▶ _Assignment_:
Find the line with "BN in VASP and in Ansatz" in the entries below, then reproduce it and every line after it down to and including the line with "Ansatz 0.2.0 |", exactly.

*** Opening of Information shown ***

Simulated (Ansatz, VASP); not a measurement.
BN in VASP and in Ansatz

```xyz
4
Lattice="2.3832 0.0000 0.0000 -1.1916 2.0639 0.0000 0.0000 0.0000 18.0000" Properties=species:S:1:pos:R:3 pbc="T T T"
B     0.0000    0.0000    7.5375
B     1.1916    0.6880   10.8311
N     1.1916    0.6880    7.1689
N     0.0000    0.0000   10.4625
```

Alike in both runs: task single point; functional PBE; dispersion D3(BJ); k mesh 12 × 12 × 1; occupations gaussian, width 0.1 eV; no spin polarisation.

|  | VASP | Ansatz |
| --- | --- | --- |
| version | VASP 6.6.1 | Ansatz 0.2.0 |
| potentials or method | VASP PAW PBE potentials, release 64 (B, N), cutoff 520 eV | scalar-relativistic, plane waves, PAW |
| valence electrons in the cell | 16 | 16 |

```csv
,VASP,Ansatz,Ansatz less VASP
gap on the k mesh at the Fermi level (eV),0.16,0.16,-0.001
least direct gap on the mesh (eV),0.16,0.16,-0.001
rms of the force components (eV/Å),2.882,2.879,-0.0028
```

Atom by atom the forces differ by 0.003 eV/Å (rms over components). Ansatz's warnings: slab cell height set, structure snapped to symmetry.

*** Close of Information shown ***

▶ _Answer section_:
BN in VASP and in Ansatz

```xyz
4
Lattice="2.3832 0.0000 0.0000 -1.1916 2.0639 0.0000 0.0000 0.0000 18.0000" Properties=species:S:1:pos:R:3 pbc="T T T"
B     0.0000    0.0000    7.5375
B     1.1916    0.6880   10.8311
N     1.1916    0.6880    7.1689
N     0.0000    0.0000   10.4625
```

Alike in both runs: task single point; functional PBE; dispersion D3(BJ); k mesh 12 × 12 × 1; occupations gaussian, width 0.1 eV; no spin polarisation.

|  | VASP | Ansatz |
| --- | --- | --- |
| version | VASP 6.6.1 | Ansatz 0.2.0 |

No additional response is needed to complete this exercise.